· · · · ·

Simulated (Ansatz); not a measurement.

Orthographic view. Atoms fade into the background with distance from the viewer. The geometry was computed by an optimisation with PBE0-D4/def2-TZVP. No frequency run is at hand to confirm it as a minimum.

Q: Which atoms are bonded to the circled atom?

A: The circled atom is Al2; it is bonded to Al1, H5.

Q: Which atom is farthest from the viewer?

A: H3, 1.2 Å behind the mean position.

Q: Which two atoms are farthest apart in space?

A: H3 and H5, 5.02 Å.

· · · · ·

* WORK TASK
What's needed is a word-for-word restatement of all the entries.

* RESPONSE
Simulated (Ansatz); not a measurement.

Orthographic view. Atoms fade into the background with distance from the viewer. The geometry was computed by an optimisation with PBE0-D4/def2-TZVP. No frequency run is at hand to confirm it as a minimum.

Q: Which atoms are bonded to the circled atom?

A: The circled atom is Al2; it is bonded to Al1, H5.

Q: Which atom is farthest from the viewer?

A: H3, 1.2 Å behind the mean position.

Q: Which two atoms are farthest apart in space?

A: H3 and H5, 5.02 Å.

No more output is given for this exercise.